(Dataset extract begins)
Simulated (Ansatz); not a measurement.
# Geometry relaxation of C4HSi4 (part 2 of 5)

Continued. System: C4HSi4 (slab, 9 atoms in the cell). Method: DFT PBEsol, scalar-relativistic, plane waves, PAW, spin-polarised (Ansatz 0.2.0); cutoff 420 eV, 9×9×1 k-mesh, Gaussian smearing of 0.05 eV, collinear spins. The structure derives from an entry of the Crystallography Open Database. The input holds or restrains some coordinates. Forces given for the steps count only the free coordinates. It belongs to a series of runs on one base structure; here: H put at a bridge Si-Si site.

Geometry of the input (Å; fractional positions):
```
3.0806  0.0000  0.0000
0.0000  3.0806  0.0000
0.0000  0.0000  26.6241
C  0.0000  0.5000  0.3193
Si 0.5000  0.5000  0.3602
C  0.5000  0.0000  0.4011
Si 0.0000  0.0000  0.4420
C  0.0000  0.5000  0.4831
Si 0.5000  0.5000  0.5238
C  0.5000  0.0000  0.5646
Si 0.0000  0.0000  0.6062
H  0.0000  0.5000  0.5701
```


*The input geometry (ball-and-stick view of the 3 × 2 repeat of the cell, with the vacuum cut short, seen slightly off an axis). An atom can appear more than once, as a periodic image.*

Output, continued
(Dataset extract ends)

- _Assignment_: Print out the full listing above, word for word.

- _Task answer_:
Simulated (Ansatz); not a measurement.
# Geometry relaxation of C4HSi4 (part 2 of 5)

Continued. System: C4HSi4 (slab, 9 atoms in the cell). Method: DFT PBEsol, scalar-relativistic, plane waves, PAW, spin-polarised (Ansatz 0.2.0); cutoff 420 eV, 9×9×1 k-mesh, Gaussian smearing of 0.05 eV, collinear spins. The structure derives from an entry of the Crystallography Open Database. The input holds or restrains some coordinates. Forces given for the steps count only the free coordinates. It belongs to a series of runs on one base structure; here: H put at a bridge Si-Si site.

Geometry of the input (Å; fractional positions):
```
3.0806  0.0000  0.0000
0.0000  3.0806  0.0000
0.0000  0.0000  26.6241
C  0.0000  0.5000  0.3193
Si 0.5000  0.5000  0.3602
C  0.5000  0.0000  0.4011
Si 0.0000  0.0000  0.4420
C  0.0000  0.5000  0.4831
Si 0.5000  0.5000  0.5238
C  0.5000  0.0000  0.5646
Si 0.0000  0.0000  0.6062
H  0.0000  0.5000  0.5701
```


*The input geometry (ball-and-stick view of the 3 × 2 repeat of the cell, with the vacuum cut short, seen slightly off an axis). An atom can appear more than once, as a periodic image.*

Output, continued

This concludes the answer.